### Information provided
:::::

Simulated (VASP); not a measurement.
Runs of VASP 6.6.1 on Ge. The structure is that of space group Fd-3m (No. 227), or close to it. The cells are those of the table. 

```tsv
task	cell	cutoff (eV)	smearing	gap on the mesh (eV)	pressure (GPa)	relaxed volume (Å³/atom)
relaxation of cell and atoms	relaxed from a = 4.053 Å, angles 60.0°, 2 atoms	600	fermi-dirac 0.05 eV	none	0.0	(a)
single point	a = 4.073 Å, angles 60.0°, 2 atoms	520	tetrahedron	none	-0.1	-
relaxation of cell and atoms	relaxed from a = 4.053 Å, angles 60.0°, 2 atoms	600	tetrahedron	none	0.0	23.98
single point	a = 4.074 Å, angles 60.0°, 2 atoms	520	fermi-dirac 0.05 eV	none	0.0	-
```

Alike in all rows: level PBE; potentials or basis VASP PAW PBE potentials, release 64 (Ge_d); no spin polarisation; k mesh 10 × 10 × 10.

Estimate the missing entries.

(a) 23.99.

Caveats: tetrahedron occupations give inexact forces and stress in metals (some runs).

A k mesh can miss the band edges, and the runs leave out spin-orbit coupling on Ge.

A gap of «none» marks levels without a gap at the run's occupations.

:::::

### Work request
Each record above should be reproduced in full, exactly as it stands.

### Written reply
Simulated (VASP); not a measurement.
Runs of VASP 6.6.1 on Ge. The structure is that of space group Fd-3m (No. 227), or close to it. The cells are those of the table. 

```tsv
task	cell	cutoff (eV)	smearing	gap on the mesh (eV)	pressure (GPa)	relaxed volume (Å³/atom)
relaxation of cell and atoms	relaxed from a = 4.053 Å, angles 60.0°, 2 atoms	600	fermi-dirac 0.05 eV	none	0.0	(a)
single point	a = 4.073 Å, angles 60.0°, 2 atoms	520	tetrahedron	none	-0.1	-
relaxation of cell and atoms	relaxed from a = 4.053 Å, angles 60.0°, 2 atoms	600	tetrahedron	none	0.0	23.98
single point	a = 4.074 Å, angles 60.0°, 2 atoms	520	fermi-dirac 0.05 eV	none	0.0	-
```

Alike in all rows: level PBE; potentials or basis VASP PAW PBE potentials, release 64 (Ge_d); no spin polarisation; k mesh 10 × 10 × 10.

Estimate the missing entries.

(a) 23.99.

Caveats: tetrahedron occupations give inexact forces and stress in metals (some runs).

A k mesh can miss the band edges, and the runs leave out spin-orbit coupling on Ge.

A gap of «none» marks levels without a gap at the run's occupations.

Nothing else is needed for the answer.